## WORK REQUEST
Whatever appears in the listing, return all of it exactly.

--- DATA PROVIDED Enclosed Below ---

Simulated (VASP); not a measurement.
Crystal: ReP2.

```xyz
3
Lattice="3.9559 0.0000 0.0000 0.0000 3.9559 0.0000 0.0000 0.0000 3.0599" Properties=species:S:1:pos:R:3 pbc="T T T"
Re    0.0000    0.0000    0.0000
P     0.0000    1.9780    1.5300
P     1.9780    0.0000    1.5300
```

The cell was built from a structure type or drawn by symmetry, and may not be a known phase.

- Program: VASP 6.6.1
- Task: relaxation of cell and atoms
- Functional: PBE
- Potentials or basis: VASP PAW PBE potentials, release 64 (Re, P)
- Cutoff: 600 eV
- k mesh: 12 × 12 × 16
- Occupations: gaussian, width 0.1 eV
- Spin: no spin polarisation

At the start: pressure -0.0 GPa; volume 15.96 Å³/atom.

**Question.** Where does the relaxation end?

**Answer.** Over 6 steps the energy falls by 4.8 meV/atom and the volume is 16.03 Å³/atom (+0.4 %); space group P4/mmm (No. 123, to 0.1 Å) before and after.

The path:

--- End of Enclosed DATA PROVIDED ---

## ANSWER BOX
Simulated (VASP); not a measurement.
Crystal: ReP2.

```xyz
3
Lattice="3.9559 0.0000 0.0000 0.0000 3.9559 0.0000 0.0000 0.0000 3.0599" Properties=species:S:1:pos:R:3 pbc="T T T"
Re    0.0000    0.0000    0.0000
P     0.0000    1.9780    1.5300
P     1.9780    0.0000    1.5300
```

The cell was built from a structure type or drawn by symmetry, and may not be a known phase.

- Program: VASP 6.6.1
- Task: relaxation of cell and atoms
- Functional: PBE
- Potentials or basis: VASP PAW PBE potentials, release 64 (Re, P)
- Cutoff: 600 eV
- k mesh: 12 × 12 × 16
- Occupations: gaussian, width 0.1 eV
- Spin: no spin polarisation

At the start: pressure -0.0 GPa; volume 15.96 Å³/atom.

**Question.** Where does the relaxation end?

**Answer.** Over 6 steps the energy falls by 4.8 meV/atom and the volume is 16.03 Å³/atom (+0.4 %); space group P4/mmm (No. 123, to 0.1 Å) before and after.

The path:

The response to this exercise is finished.